- [Work order] All records shown below should be given again, character for character.

- [Supplied records]
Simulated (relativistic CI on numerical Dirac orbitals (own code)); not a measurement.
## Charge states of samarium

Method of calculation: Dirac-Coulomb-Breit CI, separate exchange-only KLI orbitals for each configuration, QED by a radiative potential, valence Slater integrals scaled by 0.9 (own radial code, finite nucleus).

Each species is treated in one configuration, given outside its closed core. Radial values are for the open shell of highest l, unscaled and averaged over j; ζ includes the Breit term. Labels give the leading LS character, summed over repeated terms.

- [Response area]
Simulated (relativistic CI on numerical Dirac orbitals (own code)); not a measurement.
## Charge states of samarium

Method of calculation: Dirac-Coulomb-Breit CI, separate exchange-only KLI orbitals for each configuration, QED by a radiative potential, valence Slater integrals scaled by 0.9 (own radial code, finite nucleus).

Each species is treated in one configuration, given outside its closed core. Radial values are for the open shell of highest l, unscaled and averaged over j; ζ includes the Breit term. Labels give the leading LS character, summed over repeated terms.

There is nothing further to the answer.